■ SUPPLIED RECORDS
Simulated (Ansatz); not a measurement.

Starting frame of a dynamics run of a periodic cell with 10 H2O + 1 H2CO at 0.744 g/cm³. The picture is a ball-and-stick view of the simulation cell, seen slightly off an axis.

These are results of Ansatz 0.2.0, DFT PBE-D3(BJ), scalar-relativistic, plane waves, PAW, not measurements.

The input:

■ WORK TASK
Out of the data above, set down the lines from the one with "Starting frame of" to the one with "These are results", both included, exactly as written and with no additions.

■ TASK SOLUTION
Starting frame of a dynamics run of a periodic cell with 10 H2O + 1 H2CO at 0.744 g/cm³. The picture is a ball-and-stick view of the simulation cell, seen slightly off an axis.

These are results of Ansatz 0.2.0, DFT PBE-D3(BJ), scalar-relativistic, plane waves, PAW, not measurements.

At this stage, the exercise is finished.